PROVIDED INFORMATION:
····················

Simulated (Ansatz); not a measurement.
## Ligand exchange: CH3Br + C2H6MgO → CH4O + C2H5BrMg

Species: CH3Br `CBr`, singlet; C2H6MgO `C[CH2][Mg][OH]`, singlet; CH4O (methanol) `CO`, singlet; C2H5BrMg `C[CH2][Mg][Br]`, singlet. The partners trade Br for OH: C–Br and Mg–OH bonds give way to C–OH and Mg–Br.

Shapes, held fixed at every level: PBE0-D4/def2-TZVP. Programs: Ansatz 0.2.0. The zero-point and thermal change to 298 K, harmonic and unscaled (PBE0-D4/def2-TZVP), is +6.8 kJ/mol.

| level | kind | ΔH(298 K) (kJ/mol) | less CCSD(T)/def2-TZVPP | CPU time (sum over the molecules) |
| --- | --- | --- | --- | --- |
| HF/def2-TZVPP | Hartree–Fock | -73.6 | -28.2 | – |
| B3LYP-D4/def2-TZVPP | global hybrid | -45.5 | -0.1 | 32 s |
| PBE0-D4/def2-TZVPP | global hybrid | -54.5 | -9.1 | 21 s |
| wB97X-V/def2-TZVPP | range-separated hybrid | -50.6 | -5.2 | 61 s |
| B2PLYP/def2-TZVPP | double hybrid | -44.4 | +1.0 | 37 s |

····················

Could you copy the listing above word for word?

RESPONSE AREA:
Simulated (Ansatz); not a measurement.
## Ligand exchange: CH3Br + C2H6MgO → CH4O + C2H5BrMg

Species: CH3Br `CBr`, singlet; C2H6MgO `C[CH2][Mg][OH]`, singlet; CH4O (methanol) `CO`, singlet; C2H5BrMg `C[CH2][Mg][Br]`, singlet. The partners trade Br for OH: C–Br and Mg–OH bonds give way to C–OH and Mg–Br.

Shapes, held fixed at every level: PBE0-D4/def2-TZVP. Programs: Ansatz 0.2.0. The zero-point and thermal change to 298 K, harmonic and unscaled (PBE0-D4/def2-TZVP), is +6.8 kJ/mol.

| level | kind | ΔH(298 K) (kJ/mol) | less CCSD(T)/def2-TZVPP | CPU time (sum over the molecules) |
| --- | --- | --- | --- | --- |
| HF/def2-TZVPP | Hartree–Fock | -73.6 | -28.2 | – |
| B3LYP-D4/def2-TZVPP | global hybrid | -45.5 | -0.1 | 32 s |
| PBE0-D4/def2-TZVPP | global hybrid | -54.5 | -9.1 | 21 s |
| wB97X-V/def2-TZVPP | range-separated hybrid | -50.6 | -5.2 | 61 s |
| B2PLYP/def2-TZVPP | double hybrid | -44.4 | +1.0 | 37 s |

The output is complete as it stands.